______________________________

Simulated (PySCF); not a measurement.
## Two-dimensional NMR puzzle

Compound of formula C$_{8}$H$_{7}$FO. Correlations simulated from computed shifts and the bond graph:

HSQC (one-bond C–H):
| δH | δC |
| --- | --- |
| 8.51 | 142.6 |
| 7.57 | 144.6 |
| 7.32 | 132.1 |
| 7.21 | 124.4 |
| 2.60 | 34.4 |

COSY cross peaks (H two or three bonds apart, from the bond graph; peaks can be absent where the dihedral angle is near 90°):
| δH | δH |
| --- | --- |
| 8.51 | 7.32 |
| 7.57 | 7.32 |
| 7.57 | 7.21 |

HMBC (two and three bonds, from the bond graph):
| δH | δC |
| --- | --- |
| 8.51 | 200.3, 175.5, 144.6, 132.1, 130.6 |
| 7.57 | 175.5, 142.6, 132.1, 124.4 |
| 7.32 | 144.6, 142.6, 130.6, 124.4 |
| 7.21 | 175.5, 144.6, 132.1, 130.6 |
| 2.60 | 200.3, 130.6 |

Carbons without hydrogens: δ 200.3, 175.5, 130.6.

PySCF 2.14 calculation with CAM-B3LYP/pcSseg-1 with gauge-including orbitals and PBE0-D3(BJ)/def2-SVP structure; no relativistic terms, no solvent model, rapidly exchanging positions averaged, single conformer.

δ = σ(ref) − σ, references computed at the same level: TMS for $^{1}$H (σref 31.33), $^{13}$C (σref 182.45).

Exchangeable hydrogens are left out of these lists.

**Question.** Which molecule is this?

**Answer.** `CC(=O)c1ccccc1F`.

______________________________

• [Assigned task]:
Each entry above must be repeated word for word.

• [Answer space]:
Simulated (PySCF); not a measurement.
## Two-dimensional NMR puzzle

Compound of formula C$_{8}$H$_{7}$FO. Correlations simulated from computed shifts and the bond graph:

HSQC (one-bond C–H):
| δH | δC |
| --- | --- |
| 8.51 | 142.6 |
| 7.57 | 144.6 |
| 7.32 | 132.1 |
| 7.21 | 124.4 |
| 2.60 | 34.4 |

COSY cross peaks (H two or three bonds apart, from the bond graph; peaks can be absent where the dihedral angle is near 90°):
| δH | δH |
| --- | --- |
| 8.51 | 7.32 |
| 7.57 | 7.32 |
| 7.57 | 7.21 |

HMBC (two and three bonds, from the bond graph):
| δH | δC |
| --- | --- |
| 8.51 | 200.3, 175.5, 144.6, 132.1, 130.6 |
| 7.57 | 175.5, 142.6, 132.1, 124.4 |
| 7.32 | 144.6, 142.6, 130.6, 124.4 |
| 7.21 | 175.5, 144.6, 132.1, 130.6 |
| 2.60 | 200.3, 130.6 |

Carbons without hydrogens: δ 200.3, 175.5, 130.6.

PySCF 2.14 calculation with CAM-B3LYP/pcSseg-1 with gauge-including orbitals and PBE0-D3(BJ)/def2-SVP structure; no relativistic terms, no solvent model, rapidly exchanging positions averaged, single conformer.

δ = σ(ref) − σ, references computed at the same level: TMS for $^{1}$H (σref 31.33), $^{13}$C (σref 182.45).

Exchangeable hydrogens are left out of these lists.

**Question.** Which molecule is this?

**Answer.** `CC(=O)c1ccccc1F`.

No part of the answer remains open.